__WORK INSTRUCTION__:
Return each of the entries below word for word.

__GIVEN ENTRIES__:
━━━━━━
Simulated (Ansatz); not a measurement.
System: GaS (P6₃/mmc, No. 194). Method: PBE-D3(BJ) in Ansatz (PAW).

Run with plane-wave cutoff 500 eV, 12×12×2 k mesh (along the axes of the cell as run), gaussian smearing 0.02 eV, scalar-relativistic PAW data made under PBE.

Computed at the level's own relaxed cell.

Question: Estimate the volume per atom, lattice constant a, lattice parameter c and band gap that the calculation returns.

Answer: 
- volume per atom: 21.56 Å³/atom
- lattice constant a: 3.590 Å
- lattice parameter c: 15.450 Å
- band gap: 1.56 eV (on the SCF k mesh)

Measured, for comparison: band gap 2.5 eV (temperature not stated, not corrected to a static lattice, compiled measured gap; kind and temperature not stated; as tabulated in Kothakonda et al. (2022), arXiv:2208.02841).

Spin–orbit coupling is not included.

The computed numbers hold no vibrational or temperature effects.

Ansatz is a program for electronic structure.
━━━━━━

__WRITTEN RESPONSE__:
Simulated (Ansatz); not a measurement.
System: GaS (P6₃/mmc, No. 194). Method: PBE-D3(BJ) in Ansatz (PAW).

Run with plane-wave cutoff 500 eV, 12×12×2 k mesh (along the axes of the cell as run), gaussian smearing 0.02 eV, scalar-relativistic PAW data made under PBE.

Computed at the level's own relaxed cell.

Question: Estimate the volume per atom, lattice constant a, lattice parameter c and band gap that the calculation returns.

Answer: 
- volume per atom: 21.56 Å³/atom
- lattice constant a: 3.590 Å
- lattice parameter c: 15.450 Å
- band gap: 1.56 eV (on the SCF k mesh)

Measured, for comparison: band gap 2.5 eV (temperature not stated, not corrected to a static lattice, compiled measured gap; kind and temperature not stated; as tabulated in Kothakonda et al. (2022), arXiv:2208.02841).

Spin–orbit coupling is not included.

The computed numbers hold no vibrational or temperature effects.

Ansatz is a program for electronic structure.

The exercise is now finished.